§ **PROVIDED RECORDS**
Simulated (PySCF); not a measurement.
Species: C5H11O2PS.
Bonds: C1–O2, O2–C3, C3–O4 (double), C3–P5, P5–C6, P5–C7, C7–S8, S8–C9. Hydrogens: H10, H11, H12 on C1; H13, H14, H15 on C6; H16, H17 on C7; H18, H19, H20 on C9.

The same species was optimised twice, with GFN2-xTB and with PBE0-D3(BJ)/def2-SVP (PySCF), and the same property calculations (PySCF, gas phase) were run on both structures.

§ **WORK ORDER**
The answer must be a word-for-word restatement of the records.

§ **TASK RESPONSE**
Simulated (PySCF); not a measurement.
Species: C5H11O2PS.
Bonds: C1–O2, O2–C3, C3–O4 (double), C3–P5, P5–C6, P5–C7, C7–S8, S8–C9. Hydrogens: H10, H11, H12 on C1; H13, H14, H15 on C6; H16, H17 on C7; H18, H19, H20 on C9.

The same species was optimised twice, with GFN2-xTB and with PBE0-D3(BJ)/def2-SVP (PySCF), and the same property calculations (PySCF, gas phase) were run on both structures.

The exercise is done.